### DATA FOR ANALYSIS
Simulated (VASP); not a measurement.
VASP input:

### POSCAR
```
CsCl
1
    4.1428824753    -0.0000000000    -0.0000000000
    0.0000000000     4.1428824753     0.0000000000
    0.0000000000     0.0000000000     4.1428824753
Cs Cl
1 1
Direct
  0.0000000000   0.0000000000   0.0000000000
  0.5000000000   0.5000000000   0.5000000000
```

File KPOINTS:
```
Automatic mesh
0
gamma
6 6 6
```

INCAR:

### WORK TASK
Retype the records above in full, with no differences.

### EXPECTED ANSWER
Simulated (VASP); not a measurement.
VASP input:

### POSCAR
```
CsCl
1
    4.1428824753    -0.0000000000    -0.0000000000
    0.0000000000     4.1428824753     0.0000000000
    0.0000000000     0.0000000000     4.1428824753
Cs Cl
1 1
Direct
  0.0000000000   0.0000000000   0.0000000000
  0.5000000000   0.5000000000   0.5000000000
```

File KPOINTS:
```
Automatic mesh
0
gamma
6 6 6
```

INCAR:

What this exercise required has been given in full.